Work item = All of the lines below should be copied word for word.

Material provided =
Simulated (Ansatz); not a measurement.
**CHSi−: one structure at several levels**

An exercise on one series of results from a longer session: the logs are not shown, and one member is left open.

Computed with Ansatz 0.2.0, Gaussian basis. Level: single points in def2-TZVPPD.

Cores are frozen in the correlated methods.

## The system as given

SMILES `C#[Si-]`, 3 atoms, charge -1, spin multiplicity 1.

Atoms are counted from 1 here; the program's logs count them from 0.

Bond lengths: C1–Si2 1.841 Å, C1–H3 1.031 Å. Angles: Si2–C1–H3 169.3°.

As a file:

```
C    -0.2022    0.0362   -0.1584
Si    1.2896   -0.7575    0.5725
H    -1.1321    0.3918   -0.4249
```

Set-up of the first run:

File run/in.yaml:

Solution =
Simulated (Ansatz); not a measurement.
**CHSi−: one structure at several levels**

An exercise on one series of results from a longer session: the logs are not shown, and one member is left open.

Computed with Ansatz 0.2.0, Gaussian basis. Level: single points in def2-TZVPPD.

Cores are frozen in the correlated methods.

## The system as given

SMILES `C#[Si-]`, 3 atoms, charge -1, spin multiplicity 1.

Atoms are counted from 1 here; the program's logs count them from 0.

Bond lengths: C1–Si2 1.841 Å, C1–H3 1.031 Å. Angles: Si2–C1–H3 169.3°.

As a file:

```
C    -0.2022    0.0362   -0.1584
Si    1.2896   -0.7575    0.5725
H    -1.1321    0.3918   -0.4249
```

Set-up of the first run:

File run/in.yaml:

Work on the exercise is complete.